▶ EXTRACTED DATA:
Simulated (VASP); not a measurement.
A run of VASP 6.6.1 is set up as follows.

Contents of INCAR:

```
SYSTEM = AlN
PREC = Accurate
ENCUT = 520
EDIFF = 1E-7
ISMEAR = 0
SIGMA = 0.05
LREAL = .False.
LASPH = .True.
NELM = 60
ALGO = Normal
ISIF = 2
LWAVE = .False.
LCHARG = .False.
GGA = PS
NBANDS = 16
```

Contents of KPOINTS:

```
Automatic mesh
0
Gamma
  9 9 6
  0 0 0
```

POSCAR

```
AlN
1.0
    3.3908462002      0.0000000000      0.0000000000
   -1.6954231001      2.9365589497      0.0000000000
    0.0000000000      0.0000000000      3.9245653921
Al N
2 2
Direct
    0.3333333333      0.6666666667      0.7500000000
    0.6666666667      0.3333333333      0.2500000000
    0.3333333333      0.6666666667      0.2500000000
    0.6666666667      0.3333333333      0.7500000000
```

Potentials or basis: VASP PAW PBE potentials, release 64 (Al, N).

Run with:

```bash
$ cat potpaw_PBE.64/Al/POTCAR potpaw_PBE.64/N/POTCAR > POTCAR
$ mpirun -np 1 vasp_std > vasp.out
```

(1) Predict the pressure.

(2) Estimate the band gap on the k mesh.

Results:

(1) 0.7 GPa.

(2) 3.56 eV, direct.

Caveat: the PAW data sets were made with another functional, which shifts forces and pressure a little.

▶ WORK REQUEST:
Output exactly the span of lines beginning at the first line of the records and ending at the line that holds "(2) 3.56 eV, direct.", inclusive, with no other text.

▶ EXERCISE RESULT:
Simulated (VASP); not a measurement.
A run of VASP 6.6.1 is set up as follows.

Contents of INCAR:

```
SYSTEM = AlN
PREC = Accurate
ENCUT = 520
EDIFF = 1E-7
ISMEAR = 0
SIGMA = 0.05
LREAL = .False.
LASPH = .True.
NELM = 60
ALGO = Normal
ISIF = 2
LWAVE = .False.
LCHARG = .False.
GGA = PS
NBANDS = 16
```

Contents of KPOINTS:

```
Automatic mesh
0
Gamma
  9 9 6
  0 0 0
```

POSCAR

```
AlN
1.0
    3.3908462002      0.0000000000      0.0000000000
   -1.6954231001      2.9365589497      0.0000000000
    0.0000000000      0.0000000000      3.9245653921
Al N
2 2
Direct
    0.3333333333      0.6666666667      0.7500000000
    0.6666666667      0.3333333333      0.2500000000
    0.3333333333      0.6666666667      0.2500000000
    0.6666666667      0.3333333333      0.7500000000
```

Potentials or basis: VASP PAW PBE potentials, release 64 (Al, N).

Run with:

```bash
$ cat potpaw_PBE.64/Al/POTCAR potpaw_PBE.64/N/POTCAR > POTCAR
$ mpirun -np 1 vasp_std > vasp.out
```

(1) Predict the pressure.

(2) Estimate the band gap on the k mesh.

Results:

(1) 0.7 GPa.

(2) 3.56 eV, direct.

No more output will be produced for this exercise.